## Exercise
The data that follows is to be given again, exactly as written.

## Dataset
::::

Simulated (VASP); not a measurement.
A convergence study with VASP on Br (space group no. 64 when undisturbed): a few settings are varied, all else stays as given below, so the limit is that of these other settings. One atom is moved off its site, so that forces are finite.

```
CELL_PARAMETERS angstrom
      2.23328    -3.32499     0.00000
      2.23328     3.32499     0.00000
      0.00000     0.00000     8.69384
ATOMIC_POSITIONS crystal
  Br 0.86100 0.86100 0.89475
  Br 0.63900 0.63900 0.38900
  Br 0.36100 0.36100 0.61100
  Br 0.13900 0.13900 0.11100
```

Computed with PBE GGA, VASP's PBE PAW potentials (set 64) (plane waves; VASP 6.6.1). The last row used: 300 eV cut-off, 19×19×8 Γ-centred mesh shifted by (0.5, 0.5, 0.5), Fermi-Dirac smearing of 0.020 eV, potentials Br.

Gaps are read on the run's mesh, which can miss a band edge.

::::

## Task response
Simulated (VASP); not a measurement.
A convergence study with VASP on Br (space group no. 64 when undisturbed): a few settings are varied, all else stays as given below, so the limit is that of these other settings. One atom is moved off its site, so that forces are finite.

```
CELL_PARAMETERS angstrom
      2.23328    -3.32499     0.00000
      2.23328     3.32499     0.00000
      0.00000     0.00000     8.69384
ATOMIC_POSITIONS crystal
  Br 0.86100 0.86100 0.89475
  Br 0.63900 0.63900 0.38900
  Br 0.36100 0.36100 0.61100
  Br 0.13900 0.13900 0.11100
```

Computed with PBE GGA, VASP's PBE PAW potentials (set 64) (plane waves; VASP 6.6.1). The last row used: 300 eV cut-off, 19×19×8 Γ-centred mesh shifted by (0.5, 0.5, 0.5), Fermi-Dirac smearing of 0.020 eV, potentials Br.

Gaps are read on the run's mesh, which can miss a band edge.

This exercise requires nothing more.